--- ACTION ITEM ---
Copy the lines exactly as they appear, starting with the first line of the records and ending with the line that contains "-7.3 | 4.00 |".

*** Opening STORED DATA ***

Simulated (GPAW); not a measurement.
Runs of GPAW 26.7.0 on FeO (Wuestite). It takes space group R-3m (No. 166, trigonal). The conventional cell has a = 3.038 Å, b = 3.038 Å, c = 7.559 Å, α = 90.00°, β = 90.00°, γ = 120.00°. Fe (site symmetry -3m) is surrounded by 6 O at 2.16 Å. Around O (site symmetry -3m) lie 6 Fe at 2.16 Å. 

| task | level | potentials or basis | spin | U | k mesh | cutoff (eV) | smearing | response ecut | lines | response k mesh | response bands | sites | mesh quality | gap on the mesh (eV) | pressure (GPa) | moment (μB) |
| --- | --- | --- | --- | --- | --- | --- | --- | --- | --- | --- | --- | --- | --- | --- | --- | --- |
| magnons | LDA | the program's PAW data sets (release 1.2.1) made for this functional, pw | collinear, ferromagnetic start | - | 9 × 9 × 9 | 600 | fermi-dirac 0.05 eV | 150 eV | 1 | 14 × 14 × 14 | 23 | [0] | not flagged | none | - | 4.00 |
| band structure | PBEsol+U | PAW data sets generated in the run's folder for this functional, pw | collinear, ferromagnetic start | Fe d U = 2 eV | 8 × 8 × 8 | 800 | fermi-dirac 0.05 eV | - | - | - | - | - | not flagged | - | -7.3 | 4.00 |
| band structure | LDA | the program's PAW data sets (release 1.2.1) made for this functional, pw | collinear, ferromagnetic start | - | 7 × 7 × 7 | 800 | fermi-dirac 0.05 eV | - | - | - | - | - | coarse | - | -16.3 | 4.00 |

*** Closing STORED DATA ***

--- ANSWER BOX ---
Simulated (GPAW); not a measurement.
Runs of GPAW 26.7.0 on FeO (Wuestite). It takes space group R-3m (No. 166, trigonal). The conventional cell has a = 3.038 Å, b = 3.038 Å, c = 7.559 Å, α = 90.00°, β = 90.00°, γ = 120.00°. Fe (site symmetry -3m) is surrounded by 6 O at 2.16 Å. Around O (site symmetry -3m) lie 6 Fe at 2.16 Å. 

| task | level | potentials or basis | spin | U | k mesh | cutoff (eV) | smearing | response ecut | lines | response k mesh | response bands | sites | mesh quality | gap on the mesh (eV) | pressure (GPa) | moment (μB) |
| --- | --- | --- | --- | --- | --- | --- | --- | --- | --- | --- | --- | --- | --- | --- | --- | --- |
| magnons | LDA | the program's PAW data sets (release 1.2.1) made for this functional, pw | collinear, ferromagnetic start | - | 9 × 9 × 9 | 600 | fermi-dirac 0.05 eV | 150 eV | 1 | 14 × 14 × 14 | 23 | [0] | not flagged | none | - | 4.00 |
| band structure | PBEsol+U | PAW data sets generated in the run's folder for this functional, pw | collinear, ferromagnetic start | Fe d U = 2 eV | 8 × 8 × 8 | 800 | fermi-dirac 0.05 eV | - | - | - | - | - | not flagged | - | -7.3 | 4.00 |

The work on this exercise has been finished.